================================

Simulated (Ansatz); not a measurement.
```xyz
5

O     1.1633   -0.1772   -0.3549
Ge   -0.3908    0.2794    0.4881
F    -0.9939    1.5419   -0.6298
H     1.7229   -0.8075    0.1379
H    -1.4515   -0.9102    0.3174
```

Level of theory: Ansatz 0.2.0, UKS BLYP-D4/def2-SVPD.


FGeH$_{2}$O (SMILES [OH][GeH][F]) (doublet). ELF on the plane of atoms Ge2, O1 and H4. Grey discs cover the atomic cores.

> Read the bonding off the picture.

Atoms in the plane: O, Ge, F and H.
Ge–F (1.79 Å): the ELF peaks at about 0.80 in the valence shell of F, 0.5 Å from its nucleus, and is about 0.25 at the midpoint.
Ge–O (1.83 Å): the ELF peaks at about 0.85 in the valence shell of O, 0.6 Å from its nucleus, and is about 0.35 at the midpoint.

================================

■ Assigned task
Please output the entries above, every line exactly as it reads.

■ Answer box
Simulated (Ansatz); not a measurement.
```xyz
5

O     1.1633   -0.1772   -0.3549
Ge   -0.3908    0.2794    0.4881
F    -0.9939    1.5419   -0.6298
H     1.7229   -0.8075    0.1379
H    -1.4515   -0.9102    0.3174
```

Level of theory: Ansatz 0.2.0, UKS BLYP-D4/def2-SVPD.


FGeH$_{2}$O (SMILES [OH][GeH][F]) (doublet). ELF on the plane of atoms Ge2, O1 and H4. Grey discs cover the atomic cores.

> Read the bonding off the picture.

Atoms in the plane: O, Ge, F and H.
Ge–F (1.79 Å): the ELF peaks at about 0.80 in the valence shell of F, 0.5 Å from its nucleus, and is about 0.25 at the midpoint.
Ge–O (1.83 Å): the ELF peaks at about 0.85 in the valence shell of O, 0.6 Å from its nucleus, and is about 0.35 at the midpoint.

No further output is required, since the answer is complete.